◆ **The data**
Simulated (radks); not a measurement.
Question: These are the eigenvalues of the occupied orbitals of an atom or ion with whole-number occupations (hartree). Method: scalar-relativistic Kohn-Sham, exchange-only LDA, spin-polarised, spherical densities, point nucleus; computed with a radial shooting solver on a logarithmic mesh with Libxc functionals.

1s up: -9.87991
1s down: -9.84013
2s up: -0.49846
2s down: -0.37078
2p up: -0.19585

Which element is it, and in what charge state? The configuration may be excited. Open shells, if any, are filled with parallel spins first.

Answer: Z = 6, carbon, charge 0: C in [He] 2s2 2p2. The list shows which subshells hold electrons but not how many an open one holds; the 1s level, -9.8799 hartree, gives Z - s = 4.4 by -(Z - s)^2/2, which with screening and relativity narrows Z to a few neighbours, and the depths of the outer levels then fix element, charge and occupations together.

◆ **Required action**
When copying the data above, keep every line exactly as written.

◆ **Task solution**
Simulated (radks); not a measurement.
Question: These are the eigenvalues of the occupied orbitals of an atom or ion with whole-number occupations (hartree). Method: scalar-relativistic Kohn-Sham, exchange-only LDA, spin-polarised, spherical densities, point nucleus; computed with a radial shooting solver on a logarithmic mesh with Libxc functionals.

1s up: -9.87991
1s down: -9.84013
2s up: -0.49846
2s down: -0.37078
2p up: -0.19585

Which element is it, and in what charge state? The configuration may be excited. Open shells, if any, are filled with parallel spins first.

Answer: Z = 6, carbon, charge 0: C in [He] 2s2 2p2. The list shows which subshells hold electrons but not how many an open one holds; the 1s level, -9.8799 hartree, gives Z - s = 4.4 by -(Z - s)^2/2, which with screening and relativity narrows Z to a few neighbours, and the depths of the outer levels then fix element, charge and occupations together.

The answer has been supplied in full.